> ASSIGNMENT
Each line from the start of the entries through the line that contains "Atoms are numbered" should be output exactly, please.

········

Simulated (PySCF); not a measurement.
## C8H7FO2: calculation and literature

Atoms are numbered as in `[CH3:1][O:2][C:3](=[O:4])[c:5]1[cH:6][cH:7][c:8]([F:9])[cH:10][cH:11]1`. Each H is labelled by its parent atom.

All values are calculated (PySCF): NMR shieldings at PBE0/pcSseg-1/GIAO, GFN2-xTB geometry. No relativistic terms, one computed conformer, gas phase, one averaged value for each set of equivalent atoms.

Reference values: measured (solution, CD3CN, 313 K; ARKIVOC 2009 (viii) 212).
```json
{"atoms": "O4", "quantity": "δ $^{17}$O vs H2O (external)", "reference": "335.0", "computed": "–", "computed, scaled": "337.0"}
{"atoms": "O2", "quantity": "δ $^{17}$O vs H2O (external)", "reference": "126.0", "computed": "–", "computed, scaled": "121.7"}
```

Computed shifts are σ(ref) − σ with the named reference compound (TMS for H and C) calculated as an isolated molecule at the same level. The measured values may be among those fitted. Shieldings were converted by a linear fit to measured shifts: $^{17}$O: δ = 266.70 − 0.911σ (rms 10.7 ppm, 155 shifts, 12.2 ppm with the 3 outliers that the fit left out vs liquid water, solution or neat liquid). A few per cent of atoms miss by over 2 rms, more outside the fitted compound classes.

········

> RESPONSE
Simulated (PySCF); not a measurement.
## C8H7FO2: calculation and literature

Atoms are numbered as in `[CH3:1][O:2][C:3](=[O:4])[c:5]1[cH:6][cH:7][c:8]([F:9])[cH:10][cH:11]1`. Each H is labelled by its parent atom.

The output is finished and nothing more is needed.